- _Assignment_:
Print the listing once more, exactly as written.

** Extracted data follows **

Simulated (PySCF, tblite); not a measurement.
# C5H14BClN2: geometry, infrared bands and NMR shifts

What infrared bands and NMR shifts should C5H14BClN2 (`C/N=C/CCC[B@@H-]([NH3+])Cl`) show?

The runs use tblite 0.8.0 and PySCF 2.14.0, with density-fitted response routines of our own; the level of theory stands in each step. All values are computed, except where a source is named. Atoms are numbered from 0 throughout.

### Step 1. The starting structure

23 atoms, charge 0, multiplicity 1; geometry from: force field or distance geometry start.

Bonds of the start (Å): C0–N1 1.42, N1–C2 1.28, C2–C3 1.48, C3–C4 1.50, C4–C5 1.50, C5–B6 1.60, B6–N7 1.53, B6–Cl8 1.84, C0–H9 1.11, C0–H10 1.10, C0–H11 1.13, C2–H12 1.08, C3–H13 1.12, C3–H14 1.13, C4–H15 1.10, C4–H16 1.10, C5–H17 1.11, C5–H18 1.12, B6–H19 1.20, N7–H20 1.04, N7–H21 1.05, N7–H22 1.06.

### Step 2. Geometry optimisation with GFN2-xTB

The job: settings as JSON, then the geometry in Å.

** End of Extracted data **

- _Task answer_:
Simulated (PySCF, tblite); not a measurement.
# C5H14BClN2: geometry, infrared bands and NMR shifts

What infrared bands and NMR shifts should C5H14BClN2 (`C/N=C/CCC[B@@H-]([NH3+])Cl`) show?

The runs use tblite 0.8.0 and PySCF 2.14.0, with density-fitted response routines of our own; the level of theory stands in each step. All values are computed, except where a source is named. Atoms are numbered from 0 throughout.

### Step 1. The starting structure

23 atoms, charge 0, multiplicity 1; geometry from: force field or distance geometry start.

Bonds of the start (Å): C0–N1 1.42, N1–C2 1.28, C2–C3 1.48, C3–C4 1.50, C4–C5 1.50, C5–B6 1.60, B6–N7 1.53, B6–Cl8 1.84, C0–H9 1.11, C0–H10 1.10, C0–H11 1.13, C2–H12 1.08, C3–H13 1.12, C3–H14 1.13, C4–H15 1.10, C4–H16 1.10, C5–H17 1.11, C5–H18 1.12, B6–H19 1.20, N7–H20 1.04, N7–H21 1.05, N7–H22 1.06.

### Step 2. Geometry optimisation with GFN2-xTB

The job: settings as JSON, then the geometry in Å.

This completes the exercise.